→ **EXERCISE**: Once you have read the data below, print all of it exactly.

+---+

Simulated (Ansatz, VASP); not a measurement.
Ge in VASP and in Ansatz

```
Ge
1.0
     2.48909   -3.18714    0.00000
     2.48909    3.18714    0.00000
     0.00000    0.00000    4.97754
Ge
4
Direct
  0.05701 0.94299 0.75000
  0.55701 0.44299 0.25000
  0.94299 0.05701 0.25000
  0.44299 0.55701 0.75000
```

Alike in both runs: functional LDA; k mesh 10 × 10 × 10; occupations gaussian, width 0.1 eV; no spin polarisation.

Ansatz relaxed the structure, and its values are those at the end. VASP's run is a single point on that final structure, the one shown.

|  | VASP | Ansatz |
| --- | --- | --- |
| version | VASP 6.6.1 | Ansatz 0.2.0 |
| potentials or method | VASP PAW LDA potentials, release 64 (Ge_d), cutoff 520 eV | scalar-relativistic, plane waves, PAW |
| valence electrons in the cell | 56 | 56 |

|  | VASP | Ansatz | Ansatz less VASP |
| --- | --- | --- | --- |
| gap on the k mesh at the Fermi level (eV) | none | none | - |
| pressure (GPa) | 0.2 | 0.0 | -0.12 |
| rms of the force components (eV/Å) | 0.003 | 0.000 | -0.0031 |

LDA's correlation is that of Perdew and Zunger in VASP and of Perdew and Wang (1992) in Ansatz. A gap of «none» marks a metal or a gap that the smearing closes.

+---+

→ **REPLY**:
Simulated (Ansatz, VASP); not a measurement.
Ge in VASP and in Ansatz

```
Ge
1.0
     2.48909   -3.18714    0.00000
     2.48909    3.18714    0.00000
     0.00000    0.00000    4.97754
Ge
4
Direct
  0.05701 0.94299 0.75000
  0.55701 0.44299 0.25000
  0.94299 0.05701 0.25000
  0.44299 0.55701 0.75000
```

Alike in both runs: functional LDA; k mesh 10 × 10 × 10; occupations gaussian, width 0.1 eV; no spin polarisation.

Ansatz relaxed the structure, and its values are those at the end. VASP's run is a single point on that final structure, the one shown.

|  | VASP | Ansatz |
| --- | --- | --- |
| version | VASP 6.6.1 | Ansatz 0.2.0 |
| potentials or method | VASP PAW LDA potentials, release 64 (Ge_d), cutoff 520 eV | scalar-relativistic, plane waves, PAW |
| valence electrons in the cell | 56 | 56 |

|  | VASP | Ansatz | Ansatz less VASP |
| --- | --- | --- | --- |
| gap on the k mesh at the Fermi level (eV) | none | none | - |
| pressure (GPa) | 0.2 | 0.0 | -0.12 |
| rms of the force components (eV/Å) | 0.003 | 0.000 | -0.0031 |

LDA's correlation is that of Perdew and Zunger in VASP and of Perdew and Wang (1992) in Ansatz. A gap of «none» marks a metal or a gap that the smearing closes.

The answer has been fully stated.